=== Work instruction ===
Below are the entries to work from; restate word for word the portion that opens with the line containing "Parent (X = H): C1" and closes with the line containing "(2) C1: from", keeping both.

=== Extracted information ===
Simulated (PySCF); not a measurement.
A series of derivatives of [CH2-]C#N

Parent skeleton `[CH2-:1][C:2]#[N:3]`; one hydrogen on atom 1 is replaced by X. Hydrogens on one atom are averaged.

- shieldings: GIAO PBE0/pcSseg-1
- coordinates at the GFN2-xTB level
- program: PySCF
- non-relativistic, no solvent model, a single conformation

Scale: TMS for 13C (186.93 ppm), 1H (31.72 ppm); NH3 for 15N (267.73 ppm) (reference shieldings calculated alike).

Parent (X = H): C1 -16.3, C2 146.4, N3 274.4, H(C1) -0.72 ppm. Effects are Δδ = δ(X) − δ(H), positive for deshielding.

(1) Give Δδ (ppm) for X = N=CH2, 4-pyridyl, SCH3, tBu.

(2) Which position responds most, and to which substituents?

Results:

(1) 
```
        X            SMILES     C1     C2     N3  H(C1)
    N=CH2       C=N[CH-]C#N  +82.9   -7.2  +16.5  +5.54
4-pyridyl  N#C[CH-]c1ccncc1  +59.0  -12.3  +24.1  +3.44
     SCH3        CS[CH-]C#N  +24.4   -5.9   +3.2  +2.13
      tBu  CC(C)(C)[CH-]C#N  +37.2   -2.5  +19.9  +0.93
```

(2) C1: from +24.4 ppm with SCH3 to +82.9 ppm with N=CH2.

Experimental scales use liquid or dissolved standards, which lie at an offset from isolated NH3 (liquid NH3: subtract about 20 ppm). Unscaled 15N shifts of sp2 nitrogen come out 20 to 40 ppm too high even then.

=== Answer section ===
Parent (X = H): C1 -16.3, C2 146.4, N3 274.4, H(C1) -0.72 ppm. Effects are Δδ = δ(X) − δ(H), positive for deshielding.

(1) Give Δδ (ppm) for X = N=CH2, 4-pyridyl, SCH3, tBu.

(2) Which position responds most, and to which substituents?

Results:

(1) 
```
        X            SMILES     C1     C2     N3  H(C1)
    N=CH2       C=N[CH-]C#N  +82.9   -7.2  +16.5  +5.54
4-pyridyl  N#C[CH-]c1ccncc1  +59.0  -12.3  +24.1  +3.44
     SCH3        CS[CH-]C#N  +24.4   -5.9   +3.2  +2.13
      tBu  CC(C)(C)[CH-]C#N  +37.2   -2.5  +19.9  +0.93
```

(2) C1: from +24.4 ppm with SCH3 to +82.9 ppm with N=CH2.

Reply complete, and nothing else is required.